* EXERCISE
Your answer should consist of the complete listing, repeated verbatim.

* INFORMATION GIVEN
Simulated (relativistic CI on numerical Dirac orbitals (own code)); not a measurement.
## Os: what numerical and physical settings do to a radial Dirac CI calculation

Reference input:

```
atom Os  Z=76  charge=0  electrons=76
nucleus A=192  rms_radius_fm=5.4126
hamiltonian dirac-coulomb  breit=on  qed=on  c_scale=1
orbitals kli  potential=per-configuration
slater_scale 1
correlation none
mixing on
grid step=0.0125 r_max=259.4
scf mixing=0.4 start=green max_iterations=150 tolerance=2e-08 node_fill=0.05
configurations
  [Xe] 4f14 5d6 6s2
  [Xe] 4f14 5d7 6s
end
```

* SOLUTION
Simulated (relativistic CI on numerical Dirac orbitals (own code)); not a measurement.
## Os: what numerical and physical settings do to a radial Dirac CI calculation

Reference input:

```
atom Os  Z=76  charge=0  electrons=76
nucleus A=192  rms_radius_fm=5.4126
hamiltonian dirac-coulomb  breit=on  qed=on  c_scale=1
orbitals kli  potential=per-configuration
slater_scale 1
correlation none
mixing on
grid step=0.0125 r_max=259.4
scf mixing=0.4 start=green max_iterations=150 tolerance=2e-08 node_fill=0.05
configurations
  [Xe] 4f14 5d6 6s2
  [Xe] 4f14 5d7 6s
end
```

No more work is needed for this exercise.